◆ **Assigned task**: What you need to produce from the material below is an exact transcription of the lines from the one with "5467 | c | R |" through the one with "10241 | b | R |", both included, and no other line.

★ ★ ★ ★
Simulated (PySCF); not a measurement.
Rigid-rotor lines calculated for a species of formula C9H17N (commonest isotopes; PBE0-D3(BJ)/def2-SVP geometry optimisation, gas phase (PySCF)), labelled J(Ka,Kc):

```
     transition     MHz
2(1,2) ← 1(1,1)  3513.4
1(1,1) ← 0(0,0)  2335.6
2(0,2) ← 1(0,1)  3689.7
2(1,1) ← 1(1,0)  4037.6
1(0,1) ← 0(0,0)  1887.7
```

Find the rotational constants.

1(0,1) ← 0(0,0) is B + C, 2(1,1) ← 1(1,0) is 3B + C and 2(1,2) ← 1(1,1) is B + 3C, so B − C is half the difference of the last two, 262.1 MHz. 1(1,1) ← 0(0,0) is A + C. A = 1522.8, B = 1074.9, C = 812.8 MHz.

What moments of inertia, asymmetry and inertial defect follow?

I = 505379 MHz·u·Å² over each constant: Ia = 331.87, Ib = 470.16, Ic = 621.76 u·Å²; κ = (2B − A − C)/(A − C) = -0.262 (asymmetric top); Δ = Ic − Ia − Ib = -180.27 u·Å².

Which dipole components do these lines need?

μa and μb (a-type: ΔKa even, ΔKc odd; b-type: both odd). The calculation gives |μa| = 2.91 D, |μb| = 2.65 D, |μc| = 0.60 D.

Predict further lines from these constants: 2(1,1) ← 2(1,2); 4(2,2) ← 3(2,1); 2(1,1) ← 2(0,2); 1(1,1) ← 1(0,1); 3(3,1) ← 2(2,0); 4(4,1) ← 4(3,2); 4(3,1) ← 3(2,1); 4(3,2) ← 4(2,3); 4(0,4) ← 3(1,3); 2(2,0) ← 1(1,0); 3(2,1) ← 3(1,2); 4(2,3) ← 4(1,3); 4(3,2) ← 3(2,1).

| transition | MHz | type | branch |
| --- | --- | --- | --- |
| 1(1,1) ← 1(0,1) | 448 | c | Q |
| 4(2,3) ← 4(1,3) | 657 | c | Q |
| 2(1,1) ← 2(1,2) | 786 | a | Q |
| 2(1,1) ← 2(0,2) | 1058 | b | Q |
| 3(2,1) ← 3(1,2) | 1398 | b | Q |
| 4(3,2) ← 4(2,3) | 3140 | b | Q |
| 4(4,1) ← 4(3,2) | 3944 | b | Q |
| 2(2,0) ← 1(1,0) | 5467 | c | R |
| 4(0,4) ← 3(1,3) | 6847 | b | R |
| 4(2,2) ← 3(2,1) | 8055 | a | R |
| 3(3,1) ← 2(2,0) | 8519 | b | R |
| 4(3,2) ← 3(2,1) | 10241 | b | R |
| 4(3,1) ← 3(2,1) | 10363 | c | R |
★ ★ ★ ★

◆ **Exercise answer**:
| 2(2,0) ← 1(1,0) | 5467 | c | R |
| 4(0,4) ← 3(1,3) | 6847 | b | R |
| 4(2,2) ← 3(2,1) | 8055 | a | R |
| 3(3,1) ← 2(2,0) | 8519 | b | R |
| 4(3,2) ← 3(2,1) | 10241 | b | R |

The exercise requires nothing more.